> **ACTIVITY**: Look through the records below for the line with "a = 5.115 Å, b" and the line with "size and content.", then return those lines and all lines between, exactly.

> **DATASET CONTENT**:
-------------------------

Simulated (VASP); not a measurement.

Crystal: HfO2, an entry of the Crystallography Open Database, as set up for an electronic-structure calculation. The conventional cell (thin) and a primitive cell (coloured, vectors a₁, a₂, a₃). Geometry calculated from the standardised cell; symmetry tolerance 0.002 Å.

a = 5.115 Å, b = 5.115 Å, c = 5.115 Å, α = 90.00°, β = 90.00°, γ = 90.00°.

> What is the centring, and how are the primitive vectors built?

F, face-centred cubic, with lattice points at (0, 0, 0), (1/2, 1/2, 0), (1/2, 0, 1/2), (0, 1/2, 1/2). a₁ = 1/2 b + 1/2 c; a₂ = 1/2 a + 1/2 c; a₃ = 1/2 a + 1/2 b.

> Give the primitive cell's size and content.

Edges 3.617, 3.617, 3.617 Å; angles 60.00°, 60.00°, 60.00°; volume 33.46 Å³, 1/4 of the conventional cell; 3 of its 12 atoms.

-------------------------

> **YOUR SOLUTION**:
a = 5.115 Å, b = 5.115 Å, c = 5.115 Å, α = 90.00°, β = 90.00°, γ = 90.00°.

> What is the centring, and how are the primitive vectors built?

F, face-centred cubic, with lattice points at (0, 0, 0), (1/2, 1/2, 0), (1/2, 0, 1/2), (0, 1/2, 1/2). a₁ = 1/2 b + 1/2 c; a₂ = 1/2 a + 1/2 c; a₃ = 1/2 a + 1/2 b.

> Give the primitive cell's size and content.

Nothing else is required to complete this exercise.